__Exercise__.
Exactly as written, copy the lines of the data below from the first through the one containing "Tensor components refer".

....

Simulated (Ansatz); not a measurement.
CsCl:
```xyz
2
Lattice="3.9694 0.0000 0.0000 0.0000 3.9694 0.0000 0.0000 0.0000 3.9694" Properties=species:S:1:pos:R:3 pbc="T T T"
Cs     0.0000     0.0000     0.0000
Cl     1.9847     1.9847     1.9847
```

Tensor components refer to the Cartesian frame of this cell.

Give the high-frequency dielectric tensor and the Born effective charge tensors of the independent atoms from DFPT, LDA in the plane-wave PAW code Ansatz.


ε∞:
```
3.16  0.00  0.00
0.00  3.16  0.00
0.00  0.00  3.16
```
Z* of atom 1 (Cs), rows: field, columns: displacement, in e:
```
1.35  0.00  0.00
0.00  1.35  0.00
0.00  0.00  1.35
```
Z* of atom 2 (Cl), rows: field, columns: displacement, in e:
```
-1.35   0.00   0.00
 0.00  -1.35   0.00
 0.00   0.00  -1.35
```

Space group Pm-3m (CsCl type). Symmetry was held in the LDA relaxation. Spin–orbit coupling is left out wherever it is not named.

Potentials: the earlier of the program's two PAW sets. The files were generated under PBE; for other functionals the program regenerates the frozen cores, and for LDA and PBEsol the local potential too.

....

__Exercise result__.
Simulated (Ansatz); not a measurement.
CsCl:
```xyz
2
Lattice="3.9694 0.0000 0.0000 0.0000 3.9694 0.0000 0.0000 0.0000 3.9694" Properties=species:S:1:pos:R:3 pbc="T T T"
Cs     0.0000     0.0000     0.0000
Cl     1.9847     1.9847     1.9847
```

Tensor components refer to the Cartesian frame of this cell.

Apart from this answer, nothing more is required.